## Record excerpts
============================================================

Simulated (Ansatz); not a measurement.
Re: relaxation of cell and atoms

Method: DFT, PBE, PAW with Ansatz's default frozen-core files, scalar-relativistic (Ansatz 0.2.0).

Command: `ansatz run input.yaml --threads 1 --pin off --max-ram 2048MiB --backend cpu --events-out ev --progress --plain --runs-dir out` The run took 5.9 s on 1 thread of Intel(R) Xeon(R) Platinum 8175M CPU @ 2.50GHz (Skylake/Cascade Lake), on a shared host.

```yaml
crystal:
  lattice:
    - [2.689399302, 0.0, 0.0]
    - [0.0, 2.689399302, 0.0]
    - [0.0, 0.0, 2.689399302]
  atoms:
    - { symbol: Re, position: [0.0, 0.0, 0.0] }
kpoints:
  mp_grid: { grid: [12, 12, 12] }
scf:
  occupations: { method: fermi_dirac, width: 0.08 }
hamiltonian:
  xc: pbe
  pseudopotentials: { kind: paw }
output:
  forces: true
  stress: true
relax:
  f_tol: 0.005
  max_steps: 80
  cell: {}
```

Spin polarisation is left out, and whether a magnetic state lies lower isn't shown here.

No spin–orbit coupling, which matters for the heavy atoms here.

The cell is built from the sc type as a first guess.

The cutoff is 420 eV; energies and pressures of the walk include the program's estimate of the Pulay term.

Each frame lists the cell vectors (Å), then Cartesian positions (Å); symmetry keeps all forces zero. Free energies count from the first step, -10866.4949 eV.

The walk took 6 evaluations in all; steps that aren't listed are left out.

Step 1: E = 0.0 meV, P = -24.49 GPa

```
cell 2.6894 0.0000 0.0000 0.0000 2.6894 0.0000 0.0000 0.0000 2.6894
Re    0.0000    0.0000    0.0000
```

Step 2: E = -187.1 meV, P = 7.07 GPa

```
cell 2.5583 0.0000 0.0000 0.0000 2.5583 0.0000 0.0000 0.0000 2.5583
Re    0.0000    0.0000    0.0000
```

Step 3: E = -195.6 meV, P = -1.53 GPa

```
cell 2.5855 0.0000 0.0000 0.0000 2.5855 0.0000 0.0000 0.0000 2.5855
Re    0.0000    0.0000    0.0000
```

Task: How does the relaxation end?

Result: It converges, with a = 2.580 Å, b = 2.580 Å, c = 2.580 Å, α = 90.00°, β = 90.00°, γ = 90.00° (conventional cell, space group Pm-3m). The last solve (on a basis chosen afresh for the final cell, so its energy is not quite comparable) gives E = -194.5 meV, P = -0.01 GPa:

============================================================

Your task for the entries above: copy exactly the span starting with the line with "Each frame lists" and going on through the line with "Task: How does the relaxation end?", both lines included, and nothing else.

Each frame lists the cell vectors (Å), then Cartesian positions (Å); symmetry keeps all forces zero. Free energies count from the first step, -10866.4949 eV.

The walk took 6 evaluations in all; steps that aren't listed are left out.

Step 1: E = 0.0 meV, P = -24.49 GPa

```
cell 2.6894 0.0000 0.0000 0.0000 2.6894 0.0000 0.0000 0.0000 2.6894
Re    0.0000    0.0000    0.0000
```

Step 2: E = -187.1 meV, P = 7.07 GPa

```
cell 2.5583 0.0000 0.0000 0.0000 2.5583 0.0000 0.0000 0.0000 2.5583
Re    0.0000    0.0000    0.0000
```

Step 3: E = -195.6 meV, P = -1.53 GPa

```
cell 2.5855 0.0000 0.0000 0.0000 2.5855 0.0000 0.0000 0.0000 2.5855
Re    0.0000    0.0000    0.0000
```

Task: How does the relaxation end?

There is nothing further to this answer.